-- Work request --
Copy each line of the records below, from the first through the one that contains "# Computed records: Al3SiP3C (made-up cell)", exactly as written.

━━━━━━

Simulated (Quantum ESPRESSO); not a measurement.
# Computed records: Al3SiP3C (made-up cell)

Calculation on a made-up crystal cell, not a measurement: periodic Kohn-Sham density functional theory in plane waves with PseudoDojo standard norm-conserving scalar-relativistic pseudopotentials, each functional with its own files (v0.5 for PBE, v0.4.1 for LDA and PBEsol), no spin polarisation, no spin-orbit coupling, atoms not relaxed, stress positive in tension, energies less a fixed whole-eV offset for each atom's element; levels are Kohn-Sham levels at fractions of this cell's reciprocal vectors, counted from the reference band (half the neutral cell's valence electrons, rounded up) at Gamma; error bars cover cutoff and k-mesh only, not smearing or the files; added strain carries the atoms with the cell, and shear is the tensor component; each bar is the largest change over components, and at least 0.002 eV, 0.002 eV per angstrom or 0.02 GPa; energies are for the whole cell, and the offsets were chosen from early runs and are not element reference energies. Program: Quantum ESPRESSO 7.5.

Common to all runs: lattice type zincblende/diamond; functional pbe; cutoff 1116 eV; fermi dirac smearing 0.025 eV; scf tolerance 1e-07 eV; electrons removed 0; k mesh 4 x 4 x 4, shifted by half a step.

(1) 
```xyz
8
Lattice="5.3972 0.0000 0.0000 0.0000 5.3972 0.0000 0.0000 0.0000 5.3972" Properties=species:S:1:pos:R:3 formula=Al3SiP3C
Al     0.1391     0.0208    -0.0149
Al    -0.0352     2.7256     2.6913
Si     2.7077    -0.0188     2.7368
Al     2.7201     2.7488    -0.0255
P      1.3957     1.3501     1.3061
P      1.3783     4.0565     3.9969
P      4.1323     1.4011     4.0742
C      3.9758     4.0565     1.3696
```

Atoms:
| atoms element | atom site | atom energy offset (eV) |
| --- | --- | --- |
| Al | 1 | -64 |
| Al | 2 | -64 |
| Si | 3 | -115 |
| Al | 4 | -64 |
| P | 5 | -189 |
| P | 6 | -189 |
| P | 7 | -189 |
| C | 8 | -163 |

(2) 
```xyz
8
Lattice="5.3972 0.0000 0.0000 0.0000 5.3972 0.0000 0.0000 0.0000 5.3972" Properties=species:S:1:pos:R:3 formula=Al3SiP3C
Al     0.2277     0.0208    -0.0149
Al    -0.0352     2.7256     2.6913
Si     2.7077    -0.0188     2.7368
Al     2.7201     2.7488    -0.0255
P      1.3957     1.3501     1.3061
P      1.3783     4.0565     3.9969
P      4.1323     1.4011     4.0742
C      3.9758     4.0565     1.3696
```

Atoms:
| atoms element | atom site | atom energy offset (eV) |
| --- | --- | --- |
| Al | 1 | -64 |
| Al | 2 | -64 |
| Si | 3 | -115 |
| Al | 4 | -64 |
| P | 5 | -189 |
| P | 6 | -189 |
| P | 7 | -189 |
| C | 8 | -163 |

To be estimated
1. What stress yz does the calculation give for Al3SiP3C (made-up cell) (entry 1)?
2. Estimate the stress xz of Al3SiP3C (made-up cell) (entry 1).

━━━━━━

-- Task result --
Simulated (Quantum ESPRESSO); not a measurement.
# Computed records: Al3SiP3C (made-up cell)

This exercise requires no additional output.